*TASK ITEM*.
Would you repeat every line of the material exactly?

══ RECORD EXTRACTS ══
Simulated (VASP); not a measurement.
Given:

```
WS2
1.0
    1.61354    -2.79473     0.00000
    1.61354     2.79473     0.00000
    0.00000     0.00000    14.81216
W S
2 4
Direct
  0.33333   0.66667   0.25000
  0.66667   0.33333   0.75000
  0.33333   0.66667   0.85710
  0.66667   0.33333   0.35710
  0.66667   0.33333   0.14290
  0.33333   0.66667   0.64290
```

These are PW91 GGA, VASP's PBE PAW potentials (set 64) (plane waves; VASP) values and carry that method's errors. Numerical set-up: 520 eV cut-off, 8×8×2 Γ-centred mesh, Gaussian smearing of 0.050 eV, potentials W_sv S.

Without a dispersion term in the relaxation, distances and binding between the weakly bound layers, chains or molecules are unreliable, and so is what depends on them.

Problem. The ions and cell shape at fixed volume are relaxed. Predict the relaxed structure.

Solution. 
═══

*RESPONSE AREA*.
Simulated (VASP); not a measurement.
Given:

```
WS2
1.0
    1.61354    -2.79473     0.00000
    1.61354     2.79473     0.00000
    0.00000     0.00000    14.81216
W S
2 4
Direct
  0.33333   0.66667   0.25000
  0.66667   0.33333   0.75000
  0.33333   0.66667   0.85710
  0.66667   0.33333   0.35710
  0.66667   0.33333   0.14290
  0.33333   0.66667   0.64290
```

These are PW91 GGA, VASP's PBE PAW potentials (set 64) (plane waves; VASP) values and carry that method's errors. Numerical set-up: 520 eV cut-off, 8×8×2 Γ-centred mesh, Gaussian smearing of 0.050 eV, potentials W_sv S.

Without a dispersion term in the relaxation, distances and binding between the weakly bound layers, chains or molecules are unreliable, and so is what depends on them.

Problem. The ions and cell shape at fixed volume are relaxed. Predict the relaxed structure.

Solution. 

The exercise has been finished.